- **Task item**
Nothing in the records may change. Print them all again.

- **Data extract**
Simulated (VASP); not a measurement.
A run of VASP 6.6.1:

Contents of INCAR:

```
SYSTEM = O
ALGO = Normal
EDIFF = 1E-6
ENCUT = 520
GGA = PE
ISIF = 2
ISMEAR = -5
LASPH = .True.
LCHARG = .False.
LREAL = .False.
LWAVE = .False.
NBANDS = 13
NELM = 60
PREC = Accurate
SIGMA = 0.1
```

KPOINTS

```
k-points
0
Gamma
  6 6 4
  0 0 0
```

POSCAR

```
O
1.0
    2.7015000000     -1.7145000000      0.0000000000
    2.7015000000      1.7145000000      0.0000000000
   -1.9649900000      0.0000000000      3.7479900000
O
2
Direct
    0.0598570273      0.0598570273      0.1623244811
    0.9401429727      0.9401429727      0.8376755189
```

- **Response**
Simulated (VASP); not a measurement.
A run of VASP 6.6.1:

Contents of INCAR:

```
SYSTEM = O
ALGO = Normal
EDIFF = 1E-6
ENCUT = 520
GGA = PE
ISIF = 2
ISMEAR = -5
LASPH = .True.
LCHARG = .False.
LREAL = .False.
LWAVE = .False.
NBANDS = 13
NELM = 60
PREC = Accurate
SIGMA = 0.1
```

KPOINTS

```
k-points
0
Gamma
  6 6 4
  0 0 0
```

POSCAR

```
O
1.0
    2.7015000000     -1.7145000000      0.0000000000
    2.7015000000      1.7145000000      0.0000000000
   -1.9649900000      0.0000000000      3.7479900000
O
2
Direct
    0.0598570273      0.0598570273      0.1623244811
    0.9401429727      0.9401429727      0.8376755189
```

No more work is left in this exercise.